> _Work instruction_
With the records below as your source, retype each line exactly from the top down to the line that contains "Modification: every lattice", and include that line.

> _Supplied data_
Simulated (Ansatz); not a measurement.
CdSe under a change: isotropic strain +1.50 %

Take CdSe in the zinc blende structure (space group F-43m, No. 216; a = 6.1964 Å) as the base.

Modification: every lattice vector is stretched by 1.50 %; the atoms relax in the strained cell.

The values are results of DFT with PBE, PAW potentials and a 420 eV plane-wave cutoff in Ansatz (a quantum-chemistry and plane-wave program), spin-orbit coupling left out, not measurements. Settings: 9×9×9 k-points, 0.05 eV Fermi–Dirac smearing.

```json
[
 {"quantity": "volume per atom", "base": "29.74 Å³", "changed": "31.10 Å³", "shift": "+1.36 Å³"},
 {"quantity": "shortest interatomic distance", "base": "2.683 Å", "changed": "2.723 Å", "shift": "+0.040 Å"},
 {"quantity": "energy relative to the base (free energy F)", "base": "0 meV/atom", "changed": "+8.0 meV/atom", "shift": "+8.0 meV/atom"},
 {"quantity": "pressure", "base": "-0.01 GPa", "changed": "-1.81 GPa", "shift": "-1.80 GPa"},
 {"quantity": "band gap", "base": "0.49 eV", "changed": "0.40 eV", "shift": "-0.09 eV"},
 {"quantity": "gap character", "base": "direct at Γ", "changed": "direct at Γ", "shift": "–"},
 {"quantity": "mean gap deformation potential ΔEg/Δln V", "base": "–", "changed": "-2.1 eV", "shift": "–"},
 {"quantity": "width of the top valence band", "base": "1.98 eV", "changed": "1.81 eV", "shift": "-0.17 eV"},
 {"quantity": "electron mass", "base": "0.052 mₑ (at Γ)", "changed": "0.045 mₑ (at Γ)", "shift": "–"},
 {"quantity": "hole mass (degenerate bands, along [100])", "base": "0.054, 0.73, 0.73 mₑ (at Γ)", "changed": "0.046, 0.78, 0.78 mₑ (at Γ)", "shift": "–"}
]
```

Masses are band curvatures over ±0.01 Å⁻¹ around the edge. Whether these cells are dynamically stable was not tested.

> _Worked solution_
Simulated (Ansatz); not a measurement.
CdSe under a change: isotropic strain +1.50 %

Take CdSe in the zinc blende structure (space group F-43m, No. 216; a = 6.1964 Å) as the base.

Modification: every lattice vector is stretched by 1.50 %; the atoms relax in the strained cell.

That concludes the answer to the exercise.